Data supplied START

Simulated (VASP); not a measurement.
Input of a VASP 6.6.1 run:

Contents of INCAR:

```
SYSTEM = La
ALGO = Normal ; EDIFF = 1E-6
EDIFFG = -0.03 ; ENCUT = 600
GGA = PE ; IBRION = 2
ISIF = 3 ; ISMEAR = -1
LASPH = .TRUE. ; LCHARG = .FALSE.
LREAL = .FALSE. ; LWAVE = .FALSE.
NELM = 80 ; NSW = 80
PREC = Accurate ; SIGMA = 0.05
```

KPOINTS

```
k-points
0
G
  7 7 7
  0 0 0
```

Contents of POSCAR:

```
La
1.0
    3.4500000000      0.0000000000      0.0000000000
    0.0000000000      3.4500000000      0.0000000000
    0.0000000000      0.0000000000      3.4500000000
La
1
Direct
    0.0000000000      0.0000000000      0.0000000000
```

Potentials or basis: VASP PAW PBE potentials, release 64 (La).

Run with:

Data supplied END

■ Action item:
The response should be an exact copy of all the records above.

■ Solution:
Simulated (VASP); not a measurement.
Input of a VASP 6.6.1 run:

Contents of INCAR:

```
SYSTEM = La
ALGO = Normal ; EDIFF = 1E-6
EDIFFG = -0.03 ; ENCUT = 600
GGA = PE ; IBRION = 2
ISIF = 3 ; ISMEAR = -1
LASPH = .TRUE. ; LCHARG = .FALSE.
LREAL = .FALSE. ; LWAVE = .FALSE.
NELM = 80 ; NSW = 80
PREC = Accurate ; SIGMA = 0.05
```

KPOINTS

```
k-points
0
G
  7 7 7
  0 0 0
```

Contents of POSCAR:

```
La
1.0
    3.4500000000      0.0000000000      0.0000000000
    0.0000000000      3.4500000000      0.0000000000
    0.0000000000      0.0000000000      3.4500000000
La
1
Direct
    0.0000000000      0.0000000000      0.0000000000
```

Potentials or basis: VASP PAW PBE potentials, release 64 (La).

Run with:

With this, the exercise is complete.